Assigned task
Your answer must be the full listing below, repeated exactly.

Data provided
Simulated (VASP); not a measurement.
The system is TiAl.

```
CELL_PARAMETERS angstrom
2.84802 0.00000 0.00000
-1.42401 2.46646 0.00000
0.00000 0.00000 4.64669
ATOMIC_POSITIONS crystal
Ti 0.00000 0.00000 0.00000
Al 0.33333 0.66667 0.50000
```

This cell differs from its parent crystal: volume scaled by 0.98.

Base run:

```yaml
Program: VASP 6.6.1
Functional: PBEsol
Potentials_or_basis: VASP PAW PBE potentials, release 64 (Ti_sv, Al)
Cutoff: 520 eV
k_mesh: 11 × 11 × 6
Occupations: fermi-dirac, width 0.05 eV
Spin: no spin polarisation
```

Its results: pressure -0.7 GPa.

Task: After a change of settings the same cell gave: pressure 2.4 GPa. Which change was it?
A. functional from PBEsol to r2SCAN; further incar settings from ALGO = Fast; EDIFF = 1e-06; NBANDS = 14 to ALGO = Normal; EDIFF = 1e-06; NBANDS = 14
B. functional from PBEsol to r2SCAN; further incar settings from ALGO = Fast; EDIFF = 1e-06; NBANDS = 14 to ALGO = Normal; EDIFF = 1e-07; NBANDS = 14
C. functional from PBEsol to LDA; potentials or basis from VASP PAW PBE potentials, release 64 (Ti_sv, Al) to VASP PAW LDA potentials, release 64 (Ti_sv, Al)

Written response
Simulated (VASP); not a measurement.
The system is TiAl.

```
CELL_PARAMETERS angstrom
2.84802 0.00000 0.00000
-1.42401 2.46646 0.00000
0.00000 0.00000 4.64669
ATOMIC_POSITIONS crystal
Ti 0.00000 0.00000 0.00000
Al 0.33333 0.66667 0.50000
```

This cell differs from its parent crystal: volume scaled by 0.98.

Base run:

```yaml
Program: VASP 6.6.1
Functional: PBEsol
Potentials_or_basis: VASP PAW PBE potentials, release 64 (Ti_sv, Al)
Cutoff: 520 eV
k_mesh: 11 × 11 × 6
Occupations: fermi-dirac, width 0.05 eV
Spin: no spin polarisation
```

Its results: pressure -0.7 GPa.

Task: After a change of settings the same cell gave: pressure 2.4 GPa. Which change was it?
A. functional from PBEsol to r2SCAN; further incar settings from ALGO = Fast; EDIFF = 1e-06; NBANDS = 14 to ALGO = Normal; EDIFF = 1e-06; NBANDS = 14
B. functional from PBEsol to r2SCAN; further incar settings from ALGO = Fast; EDIFF = 1e-06; NBANDS = 14 to ALGO = Normal; EDIFF = 1e-07; NBANDS = 14
C. functional from PBEsol to LDA; potentials or basis from VASP PAW PBE potentials, release 64 (Ti_sv, Al) to VASP PAW LDA potentials, release 64 (Ti_sv, Al)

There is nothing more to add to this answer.